+++ Provided material
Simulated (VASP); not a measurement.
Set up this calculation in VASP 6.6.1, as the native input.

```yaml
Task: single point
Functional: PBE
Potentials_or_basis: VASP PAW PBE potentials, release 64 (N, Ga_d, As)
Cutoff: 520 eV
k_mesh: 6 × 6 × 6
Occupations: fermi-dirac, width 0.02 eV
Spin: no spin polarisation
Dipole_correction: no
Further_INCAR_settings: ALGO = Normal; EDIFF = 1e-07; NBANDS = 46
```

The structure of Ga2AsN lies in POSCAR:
++++++

Assignment ::
Type the entries out again so that they match exactly.

Task answer ::
Simulated (VASP); not a measurement.
Set up this calculation in VASP 6.6.1, as the native input.

```yaml
Task: single point
Functional: PBE
Potentials_or_basis: VASP PAW PBE potentials, release 64 (N, Ga_d, As)
Cutoff: 520 eV
k_mesh: 6 × 6 × 6
Occupations: fermi-dirac, width 0.02 eV
Spin: no spin polarisation
Dipole_correction: no
Further_INCAR_settings: ALGO = Normal; EDIFF = 1e-07; NBANDS = 46
```

The structure of Ga2AsN lies in POSCAR:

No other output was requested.